# [WORK ITEM]
Beginning with the first line, please return the entries exactly through the line that contains "Each run keeps", and leave out all later lines.

- - -

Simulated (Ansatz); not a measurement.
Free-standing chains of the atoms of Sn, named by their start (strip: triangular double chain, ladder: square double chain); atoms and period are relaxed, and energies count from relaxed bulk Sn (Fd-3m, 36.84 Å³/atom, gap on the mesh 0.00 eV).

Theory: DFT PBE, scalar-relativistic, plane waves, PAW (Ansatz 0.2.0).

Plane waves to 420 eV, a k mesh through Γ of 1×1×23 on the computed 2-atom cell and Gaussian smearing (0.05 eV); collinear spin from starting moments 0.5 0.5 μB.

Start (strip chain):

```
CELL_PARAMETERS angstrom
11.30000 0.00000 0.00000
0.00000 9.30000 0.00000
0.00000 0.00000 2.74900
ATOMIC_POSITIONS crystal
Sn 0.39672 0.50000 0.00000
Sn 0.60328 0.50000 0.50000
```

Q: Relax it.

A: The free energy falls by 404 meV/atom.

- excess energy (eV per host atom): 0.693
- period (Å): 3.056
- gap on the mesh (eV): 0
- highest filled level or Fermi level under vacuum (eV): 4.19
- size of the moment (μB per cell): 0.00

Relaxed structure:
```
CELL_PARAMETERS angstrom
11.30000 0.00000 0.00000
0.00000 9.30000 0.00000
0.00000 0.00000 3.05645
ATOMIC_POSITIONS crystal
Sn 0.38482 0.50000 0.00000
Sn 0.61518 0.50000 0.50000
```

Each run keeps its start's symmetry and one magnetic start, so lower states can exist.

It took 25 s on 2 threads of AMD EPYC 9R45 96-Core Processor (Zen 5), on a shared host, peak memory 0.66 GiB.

- - -

# [REPLY]
Simulated (Ansatz); not a measurement.
Free-standing chains of the atoms of Sn, named by their start (strip: triangular double chain, ladder: square double chain); atoms and period are relaxed, and energies count from relaxed bulk Sn (Fd-3m, 36.84 Å³/atom, gap on the mesh 0.00 eV).

Theory: DFT PBE, scalar-relativistic, plane waves, PAW (Ansatz 0.2.0).

Plane waves to 420 eV, a k mesh through Γ of 1×1×23 on the computed 2-atom cell and Gaussian smearing (0.05 eV); collinear spin from starting moments 0.5 0.5 μB.

Start (strip chain):

```
CELL_PARAMETERS angstrom
11.30000 0.00000 0.00000
0.00000 9.30000 0.00000
0.00000 0.00000 2.74900
ATOMIC_POSITIONS crystal
Sn 0.39672 0.50000 0.00000
Sn 0.60328 0.50000 0.50000
```

Q: Relax it.

A: The free energy falls by 404 meV/atom.

- excess energy (eV per host atom): 0.693
- period (Å): 3.056
- gap on the mesh (eV): 0
- highest filled level or Fermi level under vacuum (eV): 4.19
- size of the moment (μB per cell): 0.00

Relaxed structure:
```
CELL_PARAMETERS angstrom
11.30000 0.00000 0.00000
0.00000 9.30000 0.00000
0.00000 0.00000 3.05645
ATOMIC_POSITIONS crystal
Sn 0.38482 0.50000 0.00000
Sn 0.61518 0.50000 0.50000
```

Each run keeps its start's symmetry and one magnetic start, so lower states can exist.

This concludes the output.